⁂
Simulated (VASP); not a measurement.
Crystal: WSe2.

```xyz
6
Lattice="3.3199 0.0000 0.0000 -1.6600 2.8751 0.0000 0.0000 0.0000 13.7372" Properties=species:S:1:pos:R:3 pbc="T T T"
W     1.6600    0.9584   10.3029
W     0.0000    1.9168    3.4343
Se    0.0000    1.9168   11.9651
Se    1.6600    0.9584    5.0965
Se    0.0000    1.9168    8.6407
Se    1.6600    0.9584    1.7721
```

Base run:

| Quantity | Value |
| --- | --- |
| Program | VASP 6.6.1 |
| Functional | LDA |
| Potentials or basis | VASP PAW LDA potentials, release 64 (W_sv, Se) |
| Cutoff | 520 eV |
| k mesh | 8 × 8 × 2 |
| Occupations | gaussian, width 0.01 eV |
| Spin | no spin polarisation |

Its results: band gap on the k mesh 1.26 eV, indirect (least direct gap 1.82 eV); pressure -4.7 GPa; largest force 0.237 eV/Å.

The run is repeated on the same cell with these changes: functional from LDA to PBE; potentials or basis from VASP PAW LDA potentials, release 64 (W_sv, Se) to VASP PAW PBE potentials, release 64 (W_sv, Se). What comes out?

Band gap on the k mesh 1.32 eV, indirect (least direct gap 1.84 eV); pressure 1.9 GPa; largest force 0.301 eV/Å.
⁂

WORK ORDER: From the entries above, print the lines beginning at the one with "Cutoff | 520 eV |" and stopping after the one with "The run is repeated", exactly as written and with nothing else.

WRITTEN SOLUTION:
| Cutoff | 520 eV |
| k mesh | 8 × 8 × 2 |
| Occupations | gaussian, width 0.01 eV |
| Spin | no spin polarisation |

Its results: band gap on the k mesh 1.26 eV, indirect (least direct gap 1.82 eV); pressure -4.7 GPa; largest force 0.237 eV/Å.

The run is repeated on the same cell with these changes: functional from LDA to PBE; potentials or basis from VASP PAW LDA potentials, release 64 (W_sv, Se) to VASP PAW PBE potentials, release 64 (W_sv, Se). What comes out?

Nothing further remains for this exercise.